··· Information provided ···
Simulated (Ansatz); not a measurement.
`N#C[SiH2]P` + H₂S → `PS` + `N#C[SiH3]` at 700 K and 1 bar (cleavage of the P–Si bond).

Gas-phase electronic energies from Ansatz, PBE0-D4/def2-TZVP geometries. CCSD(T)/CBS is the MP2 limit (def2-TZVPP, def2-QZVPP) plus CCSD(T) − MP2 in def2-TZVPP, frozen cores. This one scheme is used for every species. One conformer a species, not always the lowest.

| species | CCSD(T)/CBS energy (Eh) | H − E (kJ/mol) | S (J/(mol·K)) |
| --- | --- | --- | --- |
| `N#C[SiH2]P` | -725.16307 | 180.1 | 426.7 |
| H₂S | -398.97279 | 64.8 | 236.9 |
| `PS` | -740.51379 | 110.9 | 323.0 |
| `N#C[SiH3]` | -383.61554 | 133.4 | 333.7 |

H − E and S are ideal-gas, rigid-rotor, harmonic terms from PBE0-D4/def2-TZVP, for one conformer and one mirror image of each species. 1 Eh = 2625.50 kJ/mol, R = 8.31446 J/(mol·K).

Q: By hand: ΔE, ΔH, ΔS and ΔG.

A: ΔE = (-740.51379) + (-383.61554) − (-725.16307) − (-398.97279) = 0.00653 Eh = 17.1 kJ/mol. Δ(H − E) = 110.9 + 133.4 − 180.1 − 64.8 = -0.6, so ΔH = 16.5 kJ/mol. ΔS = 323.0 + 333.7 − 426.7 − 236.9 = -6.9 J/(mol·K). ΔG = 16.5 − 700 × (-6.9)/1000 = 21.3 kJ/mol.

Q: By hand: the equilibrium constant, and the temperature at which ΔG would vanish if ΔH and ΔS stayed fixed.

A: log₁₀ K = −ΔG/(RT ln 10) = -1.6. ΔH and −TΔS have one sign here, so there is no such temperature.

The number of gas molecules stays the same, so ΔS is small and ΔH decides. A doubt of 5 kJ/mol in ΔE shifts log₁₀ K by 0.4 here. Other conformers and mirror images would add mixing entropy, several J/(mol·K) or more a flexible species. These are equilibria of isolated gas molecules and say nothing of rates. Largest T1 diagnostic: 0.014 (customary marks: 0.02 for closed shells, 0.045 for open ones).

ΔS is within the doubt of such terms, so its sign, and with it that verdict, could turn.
···

* _Work task_
Restate, word for word and with nothing added, the lines from the first line of the listing through the one where "Q: By hand: the" stands.

* _Written answer_
Simulated (Ansatz); not a measurement.
`N#C[SiH2]P` + H₂S → `PS` + `N#C[SiH3]` at 700 K and 1 bar (cleavage of the P–Si bond).

Gas-phase electronic energies from Ansatz, PBE0-D4/def2-TZVP geometries. CCSD(T)/CBS is the MP2 limit (def2-TZVPP, def2-QZVPP) plus CCSD(T) − MP2 in def2-TZVPP, frozen cores. This one scheme is used for every species. One conformer a species, not always the lowest.

| species | CCSD(T)/CBS energy (Eh) | H − E (kJ/mol) | S (J/(mol·K)) |
| --- | --- | --- | --- |
| `N#C[SiH2]P` | -725.16307 | 180.1 | 426.7 |
| H₂S | -398.97279 | 64.8 | 236.9 |
| `PS` | -740.51379 | 110.9 | 323.0 |
| `N#C[SiH3]` | -383.61554 | 133.4 | 333.7 |

H − E and S are ideal-gas, rigid-rotor, harmonic terms from PBE0-D4/def2-TZVP, for one conformer and one mirror image of each species. 1 Eh = 2625.50 kJ/mol, R = 8.31446 J/(mol·K).

Q: By hand: ΔE, ΔH, ΔS and ΔG.

A: ΔE = (-740.51379) + (-383.61554) − (-725.16307) − (-398.97279) = 0.00653 Eh = 17.1 kJ/mol. Δ(H − E) = 110.9 + 133.4 − 180.1 − 64.8 = -0.6, so ΔH = 16.5 kJ/mol. ΔS = 323.0 + 333.7 − 426.7 − 236.9 = -6.9 J/(mol·K). ΔG = 16.5 − 700 × (-6.9)/1000 = 21.3 kJ/mol.

Q: By hand: the equilibrium constant, and the temperature at which ΔG would vanish if ΔH and ΔS stayed fixed.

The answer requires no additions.